+---+

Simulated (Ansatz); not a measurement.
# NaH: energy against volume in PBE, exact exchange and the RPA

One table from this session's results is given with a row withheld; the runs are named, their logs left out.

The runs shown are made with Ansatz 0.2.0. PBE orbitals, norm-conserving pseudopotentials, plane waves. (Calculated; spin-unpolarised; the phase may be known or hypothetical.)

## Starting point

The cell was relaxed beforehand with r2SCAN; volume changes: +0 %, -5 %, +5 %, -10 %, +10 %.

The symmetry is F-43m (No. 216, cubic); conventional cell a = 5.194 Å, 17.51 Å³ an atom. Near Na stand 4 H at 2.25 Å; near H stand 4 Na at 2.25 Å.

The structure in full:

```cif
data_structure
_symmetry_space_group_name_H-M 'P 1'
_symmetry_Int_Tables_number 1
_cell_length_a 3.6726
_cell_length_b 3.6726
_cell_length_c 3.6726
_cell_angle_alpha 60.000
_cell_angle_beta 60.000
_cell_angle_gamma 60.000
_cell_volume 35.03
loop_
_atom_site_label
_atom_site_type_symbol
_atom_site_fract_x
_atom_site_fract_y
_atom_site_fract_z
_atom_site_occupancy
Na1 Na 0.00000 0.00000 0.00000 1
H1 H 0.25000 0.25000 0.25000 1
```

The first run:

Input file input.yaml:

+---+

**Exercise:** Taking the records from the top, repeat each line exactly until you have repeated the line that contains "The cell was".

**Task response:**
Simulated (Ansatz); not a measurement.
# NaH: energy against volume in PBE, exact exchange and the RPA

One table from this session's results is given with a row withheld; the runs are named, their logs left out.

The runs shown are made with Ansatz 0.2.0. PBE orbitals, norm-conserving pseudopotentials, plane waves. (Calculated; spin-unpolarised; the phase may be known or hypothetical.)

## Starting point

The cell was relaxed beforehand with r2SCAN; volume changes: +0 %, -5 %, +5 %, -10 %, +10 %.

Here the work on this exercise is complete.